Data supplied:
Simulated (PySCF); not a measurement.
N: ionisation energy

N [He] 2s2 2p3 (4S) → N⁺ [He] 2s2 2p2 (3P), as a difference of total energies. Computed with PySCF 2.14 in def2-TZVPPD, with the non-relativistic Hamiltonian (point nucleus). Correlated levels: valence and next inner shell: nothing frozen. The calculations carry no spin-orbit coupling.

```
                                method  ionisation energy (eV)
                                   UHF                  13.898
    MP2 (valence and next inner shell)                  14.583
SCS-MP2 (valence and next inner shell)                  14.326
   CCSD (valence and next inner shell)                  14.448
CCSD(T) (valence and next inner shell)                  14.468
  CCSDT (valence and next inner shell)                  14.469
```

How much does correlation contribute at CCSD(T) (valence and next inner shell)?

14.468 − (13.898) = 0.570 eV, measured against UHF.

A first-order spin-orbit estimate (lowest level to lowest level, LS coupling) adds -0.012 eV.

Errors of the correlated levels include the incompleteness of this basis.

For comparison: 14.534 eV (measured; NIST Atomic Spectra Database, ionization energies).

Activity:
Give back all the material, with each line exactly as it stands.

Answer area:
Simulated (PySCF); not a measurement.
N: ionisation energy

N [He] 2s2 2p3 (4S) → N⁺ [He] 2s2 2p2 (3P), as a difference of total energies. Computed with PySCF 2.14 in def2-TZVPPD, with the non-relativistic Hamiltonian (point nucleus). Correlated levels: valence and next inner shell: nothing frozen. The calculations carry no spin-orbit coupling.

```
                                method  ionisation energy (eV)
                                   UHF                  13.898
    MP2 (valence and next inner shell)                  14.583
SCS-MP2 (valence and next inner shell)                  14.326
   CCSD (valence and next inner shell)                  14.448
CCSD(T) (valence and next inner shell)                  14.468
  CCSDT (valence and next inner shell)                  14.469
```

How much does correlation contribute at CCSD(T) (valence and next inner shell)?

14.468 − (13.898) = 0.570 eV, measured against UHF.

A first-order spin-orbit estimate (lowest level to lowest level, LS coupling) adds -0.012 eV.

Errors of the correlated levels include the incompleteness of this basis.

For comparison: 14.534 eV (measured; NIST Atomic Spectra Database, ionization energies).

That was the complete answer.